--- Task item ---
Word for word, transcribe the data below.

[Start of section]

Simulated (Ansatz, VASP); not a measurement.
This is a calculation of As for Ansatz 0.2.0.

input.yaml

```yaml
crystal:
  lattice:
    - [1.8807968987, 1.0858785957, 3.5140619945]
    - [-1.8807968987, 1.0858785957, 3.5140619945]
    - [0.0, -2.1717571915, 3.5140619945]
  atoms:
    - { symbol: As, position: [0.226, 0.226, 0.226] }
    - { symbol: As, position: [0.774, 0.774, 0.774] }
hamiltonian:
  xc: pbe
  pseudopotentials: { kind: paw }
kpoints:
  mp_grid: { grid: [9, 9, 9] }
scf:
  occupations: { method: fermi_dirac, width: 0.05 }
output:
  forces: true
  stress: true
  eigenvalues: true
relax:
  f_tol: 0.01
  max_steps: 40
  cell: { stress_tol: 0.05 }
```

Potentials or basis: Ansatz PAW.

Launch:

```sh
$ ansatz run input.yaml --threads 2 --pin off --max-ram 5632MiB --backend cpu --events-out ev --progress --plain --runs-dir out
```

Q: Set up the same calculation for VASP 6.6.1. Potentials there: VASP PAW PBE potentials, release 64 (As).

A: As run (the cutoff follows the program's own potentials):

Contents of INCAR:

[End of section]

--- Exercise answer ---
Simulated (Ansatz, VASP); not a measurement.
This is a calculation of As for Ansatz 0.2.0.

input.yaml

```yaml
crystal:
  lattice:
    - [1.8807968987, 1.0858785957, 3.5140619945]
    - [-1.8807968987, 1.0858785957, 3.5140619945]
    - [0.0, -2.1717571915, 3.5140619945]
  atoms:
    - { symbol: As, position: [0.226, 0.226, 0.226] }
    - { symbol: As, position: [0.774, 0.774, 0.774] }
hamiltonian:
  xc: pbe
  pseudopotentials: { kind: paw }
kpoints:
  mp_grid: { grid: [9, 9, 9] }
scf:
  occupations: { method: fermi_dirac, width: 0.05 }
output:
  forces: true
  stress: true
  eigenvalues: true
relax:
  f_tol: 0.01
  max_steps: 40
  cell: { stress_tol: 0.05 }
```

Potentials or basis: Ansatz PAW.

Launch:

```sh
$ ansatz run input.yaml --threads 2 --pin off --max-ram 5632MiB --backend cpu --events-out ev --progress --plain --runs-dir out
```

Q: Set up the same calculation for VASP 6.6.1. Potentials there: VASP PAW PBE potentials, release 64 (As).

A: As run (the cutoff follows the program's own potentials):

Contents of INCAR:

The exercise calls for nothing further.